- _Material supplied_:
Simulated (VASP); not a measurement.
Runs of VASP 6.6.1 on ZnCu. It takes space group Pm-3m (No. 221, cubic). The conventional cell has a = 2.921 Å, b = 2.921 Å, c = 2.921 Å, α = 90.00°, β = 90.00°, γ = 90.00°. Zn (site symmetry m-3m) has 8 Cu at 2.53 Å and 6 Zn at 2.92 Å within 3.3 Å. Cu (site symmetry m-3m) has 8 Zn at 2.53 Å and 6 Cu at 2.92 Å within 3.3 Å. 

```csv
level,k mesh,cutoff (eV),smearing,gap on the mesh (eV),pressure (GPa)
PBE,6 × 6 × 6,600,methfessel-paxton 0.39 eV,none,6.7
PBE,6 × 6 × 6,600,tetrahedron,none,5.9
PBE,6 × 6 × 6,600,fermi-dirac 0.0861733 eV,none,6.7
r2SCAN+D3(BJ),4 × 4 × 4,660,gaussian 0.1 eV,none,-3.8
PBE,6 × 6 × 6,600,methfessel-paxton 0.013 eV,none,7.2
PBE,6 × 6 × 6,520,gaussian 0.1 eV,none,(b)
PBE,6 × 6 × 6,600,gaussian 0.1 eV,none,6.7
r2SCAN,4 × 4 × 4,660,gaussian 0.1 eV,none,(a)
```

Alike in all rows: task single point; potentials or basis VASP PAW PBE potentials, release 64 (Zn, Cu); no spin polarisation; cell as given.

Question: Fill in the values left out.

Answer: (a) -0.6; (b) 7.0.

- _Task item_: Write out each entry above exactly as it is written.

- _Task response_:
Simulated (VASP); not a measurement.
Runs of VASP 6.6.1 on ZnCu. It takes space group Pm-3m (No. 221, cubic). The conventional cell has a = 2.921 Å, b = 2.921 Å, c = 2.921 Å, α = 90.00°, β = 90.00°, γ = 90.00°. Zn (site symmetry m-3m) has 8 Cu at 2.53 Å and 6 Zn at 2.92 Å within 3.3 Å. Cu (site symmetry m-3m) has 8 Zn at 2.53 Å and 6 Cu at 2.92 Å within 3.3 Å. 

```csv
level,k mesh,cutoff (eV),smearing,gap on the mesh (eV),pressure (GPa)
PBE,6 × 6 × 6,600,methfessel-paxton 0.39 eV,none,6.7
PBE,6 × 6 × 6,600,tetrahedron,none,5.9
PBE,6 × 6 × 6,600,fermi-dirac 0.0861733 eV,none,6.7
r2SCAN+D3(BJ),4 × 4 × 4,660,gaussian 0.1 eV,none,-3.8
PBE,6 × 6 × 6,600,methfessel-paxton 0.013 eV,none,7.2
PBE,6 × 6 × 6,520,gaussian 0.1 eV,none,(b)
PBE,6 × 6 × 6,600,gaussian 0.1 eV,none,6.7
r2SCAN,4 × 4 × 4,660,gaussian 0.1 eV,none,(a)
```

Alike in all rows: task single point; potentials or basis VASP PAW PBE potentials, release 64 (Zn, Cu); no spin polarisation; cell as given.

Question: Fill in the values left out.

Answer: (a) -0.6; (b) 7.0.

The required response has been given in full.